[Opening EXTRACTED MATERIAL section]
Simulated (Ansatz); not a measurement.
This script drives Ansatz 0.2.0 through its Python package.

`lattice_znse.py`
[Closing EXTRACTED MATERIAL section]

WORK REQUEST
Copy out the whole listing exactly.

WRITTEN SOLUTION
Simulated (Ansatz); not a measurement.
This script drives Ansatz 0.2.0 through its Python package.

`lattice_znse.py`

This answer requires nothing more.